■ ■ ■
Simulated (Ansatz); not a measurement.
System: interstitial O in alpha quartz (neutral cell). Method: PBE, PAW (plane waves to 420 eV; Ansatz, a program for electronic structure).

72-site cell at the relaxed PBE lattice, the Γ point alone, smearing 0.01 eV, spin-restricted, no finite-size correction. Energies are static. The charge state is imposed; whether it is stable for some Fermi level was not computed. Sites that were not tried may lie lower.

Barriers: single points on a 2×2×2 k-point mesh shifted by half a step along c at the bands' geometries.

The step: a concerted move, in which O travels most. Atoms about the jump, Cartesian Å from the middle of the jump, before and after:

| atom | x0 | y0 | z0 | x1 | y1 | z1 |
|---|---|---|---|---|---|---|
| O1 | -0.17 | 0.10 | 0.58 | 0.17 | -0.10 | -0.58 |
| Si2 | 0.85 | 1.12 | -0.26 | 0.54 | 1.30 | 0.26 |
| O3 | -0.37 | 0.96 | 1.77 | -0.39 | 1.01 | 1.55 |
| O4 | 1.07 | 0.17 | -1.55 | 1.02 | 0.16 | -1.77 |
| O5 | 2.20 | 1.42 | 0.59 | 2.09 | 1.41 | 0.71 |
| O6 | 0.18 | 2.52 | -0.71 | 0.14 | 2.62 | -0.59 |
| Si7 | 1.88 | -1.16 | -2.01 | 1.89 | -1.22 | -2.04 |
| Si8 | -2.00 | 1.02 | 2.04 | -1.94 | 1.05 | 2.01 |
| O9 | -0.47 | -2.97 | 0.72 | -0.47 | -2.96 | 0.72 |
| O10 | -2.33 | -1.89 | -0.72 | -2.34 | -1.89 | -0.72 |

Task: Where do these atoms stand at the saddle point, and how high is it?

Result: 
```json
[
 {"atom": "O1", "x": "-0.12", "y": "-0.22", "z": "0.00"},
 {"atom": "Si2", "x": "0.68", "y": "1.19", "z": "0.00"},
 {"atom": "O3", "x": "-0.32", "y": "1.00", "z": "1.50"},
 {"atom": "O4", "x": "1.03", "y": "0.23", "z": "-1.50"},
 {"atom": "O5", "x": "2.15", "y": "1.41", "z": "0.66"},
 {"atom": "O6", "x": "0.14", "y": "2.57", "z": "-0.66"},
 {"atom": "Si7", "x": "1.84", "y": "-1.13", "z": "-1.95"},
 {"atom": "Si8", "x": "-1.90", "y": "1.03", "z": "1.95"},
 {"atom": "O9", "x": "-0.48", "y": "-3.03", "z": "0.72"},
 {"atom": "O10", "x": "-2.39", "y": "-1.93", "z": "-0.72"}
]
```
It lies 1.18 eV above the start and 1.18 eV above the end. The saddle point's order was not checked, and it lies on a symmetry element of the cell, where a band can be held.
■ ■ ■

Required action: Copy the records above faithfully. Begin at their first line, end at the line containing "System: interstitial O", and include nothing else.

Written answer:
Simulated (Ansatz); not a measurement.
System: interstitial O in alpha quartz (neutral cell). Method: PBE, PAW (plane waves to 420 eV; Ansatz, a program for electronic structure).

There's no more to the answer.